(Work instruction):
In your answer, give each entry again exactly as it appears.

(Record extracts):
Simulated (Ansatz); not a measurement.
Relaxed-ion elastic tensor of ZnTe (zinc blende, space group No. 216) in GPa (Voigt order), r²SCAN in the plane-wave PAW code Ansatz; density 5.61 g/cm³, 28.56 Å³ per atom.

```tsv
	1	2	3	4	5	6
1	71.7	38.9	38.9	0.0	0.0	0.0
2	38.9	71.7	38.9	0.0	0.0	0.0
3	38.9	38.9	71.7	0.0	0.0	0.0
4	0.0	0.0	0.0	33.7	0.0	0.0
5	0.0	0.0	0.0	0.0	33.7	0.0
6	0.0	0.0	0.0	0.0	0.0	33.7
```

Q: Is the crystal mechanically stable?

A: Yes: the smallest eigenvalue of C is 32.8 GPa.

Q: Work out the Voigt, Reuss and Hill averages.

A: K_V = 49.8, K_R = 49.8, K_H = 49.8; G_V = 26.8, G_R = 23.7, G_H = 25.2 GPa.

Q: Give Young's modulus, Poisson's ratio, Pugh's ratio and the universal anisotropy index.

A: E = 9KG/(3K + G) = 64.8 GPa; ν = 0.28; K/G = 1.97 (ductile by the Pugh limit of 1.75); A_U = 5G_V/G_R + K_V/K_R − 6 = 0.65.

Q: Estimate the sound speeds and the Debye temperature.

(Worked solution):
Simulated (Ansatz); not a measurement.
Relaxed-ion elastic tensor of ZnTe (zinc blende, space group No. 216) in GPa (Voigt order), r²SCAN in the plane-wave PAW code Ansatz; density 5.61 g/cm³, 28.56 Å³ per atom.

```tsv
	1	2	3	4	5	6
1	71.7	38.9	38.9	0.0	0.0	0.0
2	38.9	71.7	38.9	0.0	0.0	0.0
3	38.9	38.9	71.7	0.0	0.0	0.0
4	0.0	0.0	0.0	33.7	0.0	0.0
5	0.0	0.0	0.0	0.0	33.7	0.0
6	0.0	0.0	0.0	0.0	0.0	33.7
```

Q: Is the crystal mechanically stable?

A: Yes: the smallest eigenvalue of C is 32.8 GPa.

Q: Work out the Voigt, Reuss and Hill averages.

A: K_V = 49.8, K_R = 49.8, K_H = 49.8; G_V = 26.8, G_R = 23.7, G_H = 25.2 GPa.

Q: Give Young's modulus, Poisson's ratio, Pugh's ratio and the universal anisotropy index.

A: E = 9KG/(3K + G) = 64.8 GPa; ν = 0.28; K/G = 1.97 (ductile by the Pugh limit of 1.75); A_U = 5G_V/G_R + K_V/K_R − 6 = 0.65.

Q: Estimate the sound speeds and the Debye temperature.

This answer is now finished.